Work request: Could you return the full listing below exactly as it appears?

Data listing:
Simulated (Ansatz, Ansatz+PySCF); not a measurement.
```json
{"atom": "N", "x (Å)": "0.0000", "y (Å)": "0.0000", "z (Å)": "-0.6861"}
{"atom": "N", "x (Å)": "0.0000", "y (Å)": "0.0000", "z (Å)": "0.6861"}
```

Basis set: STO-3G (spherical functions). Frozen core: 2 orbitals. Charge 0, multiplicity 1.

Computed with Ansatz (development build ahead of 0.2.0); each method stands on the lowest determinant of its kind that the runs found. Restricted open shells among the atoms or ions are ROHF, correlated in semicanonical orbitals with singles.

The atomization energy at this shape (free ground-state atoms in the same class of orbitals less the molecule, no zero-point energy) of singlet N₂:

Task answer:
Simulated (Ansatz, Ansatz+PySCF); not a measurement.
```json
{"atom": "N", "x (Å)": "0.0000", "y (Å)": "0.0000", "z (Å)": "-0.6861"}
{"atom": "N", "x (Å)": "0.0000", "y (Å)": "0.0000", "z (Å)": "0.6861"}
```

Basis set: STO-3G (spherical functions). Frozen core: 2 orbitals. Charge 0, multiplicity 1.

Computed with Ansatz (development build ahead of 0.2.0); each method stands on the lowest determinant of its kind that the runs found. Restricted open shells among the atoms or ions are ROHF, correlated in semicanonical orbitals with singles.

The atomization energy at this shape (free ground-state atoms in the same class of orbitals less the molecule, no zero-point energy) of singlet N₂:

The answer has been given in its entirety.